Top of INFORMATION SUPPLIED

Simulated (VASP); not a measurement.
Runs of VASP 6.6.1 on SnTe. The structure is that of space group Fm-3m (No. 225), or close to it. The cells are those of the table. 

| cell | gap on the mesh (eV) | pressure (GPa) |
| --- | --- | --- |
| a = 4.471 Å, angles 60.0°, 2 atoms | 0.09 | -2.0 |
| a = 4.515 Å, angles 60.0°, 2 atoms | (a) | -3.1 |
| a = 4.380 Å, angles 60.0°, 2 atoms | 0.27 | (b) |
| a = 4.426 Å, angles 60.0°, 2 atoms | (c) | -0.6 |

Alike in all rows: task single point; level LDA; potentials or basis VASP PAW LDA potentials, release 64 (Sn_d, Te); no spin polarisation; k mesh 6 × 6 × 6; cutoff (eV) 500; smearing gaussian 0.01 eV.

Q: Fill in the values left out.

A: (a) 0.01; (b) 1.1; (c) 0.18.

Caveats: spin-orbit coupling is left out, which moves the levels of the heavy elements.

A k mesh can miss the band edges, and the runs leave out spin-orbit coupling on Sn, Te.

Bottom of INFORMATION SUPPLIED

EXERCISE:
Once you have read the data, copy all of it out exactly.

SOLUTION:
Simulated (VASP); not a measurement.
Runs of VASP 6.6.1 on SnTe. The structure is that of space group Fm-3m (No. 225), or close to it. The cells are those of the table. 

| cell | gap on the mesh (eV) | pressure (GPa) |
| --- | --- | --- |
| a = 4.471 Å, angles 60.0°, 2 atoms | 0.09 | -2.0 |
| a = 4.515 Å, angles 60.0°, 2 atoms | (a) | -3.1 |
| a = 4.380 Å, angles 60.0°, 2 atoms | 0.27 | (b) |
| a = 4.426 Å, angles 60.0°, 2 atoms | (c) | -0.6 |

Alike in all rows: task single point; level LDA; potentials or basis VASP PAW LDA potentials, release 64 (Sn_d, Te); no spin polarisation; k mesh 6 × 6 × 6; cutoff (eV) 500; smearing gaussian 0.01 eV.

Q: Fill in the values left out.

A: (a) 0.01; (b) 1.1; (c) 0.18.

Caveats: spin-orbit coupling is left out, which moves the levels of the heavy elements.

A k mesh can miss the band edges, and the runs leave out spin-orbit coupling on Sn, Te.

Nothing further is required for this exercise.